Record excerpts.
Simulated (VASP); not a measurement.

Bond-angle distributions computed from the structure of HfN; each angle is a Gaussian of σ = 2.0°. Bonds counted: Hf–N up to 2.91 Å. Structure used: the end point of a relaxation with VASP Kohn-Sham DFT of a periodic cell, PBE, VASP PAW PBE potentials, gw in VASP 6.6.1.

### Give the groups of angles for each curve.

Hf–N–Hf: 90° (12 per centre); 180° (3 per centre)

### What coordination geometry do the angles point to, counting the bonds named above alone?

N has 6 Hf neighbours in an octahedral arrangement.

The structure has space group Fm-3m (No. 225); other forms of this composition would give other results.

Brief. Would you please copy the whole listing exactly as given?

Written answer.
Simulated (VASP); not a measurement.

Bond-angle distributions computed from the structure of HfN; each angle is a Gaussian of σ = 2.0°. Bonds counted: Hf–N up to 2.91 Å. Structure used: the end point of a relaxation with VASP Kohn-Sham DFT of a periodic cell, PBE, VASP PAW PBE potentials, gw in VASP 6.6.1.

### Give the groups of angles for each curve.

Hf–N–Hf: 90° (12 per centre); 180° (3 per centre)

### What coordination geometry do the angles point to, counting the bonds named above alone?

N has 6 Hf neighbours in an octahedral arrangement.

The structure has space group Fm-3m (No. 225); other forms of this composition would give other results.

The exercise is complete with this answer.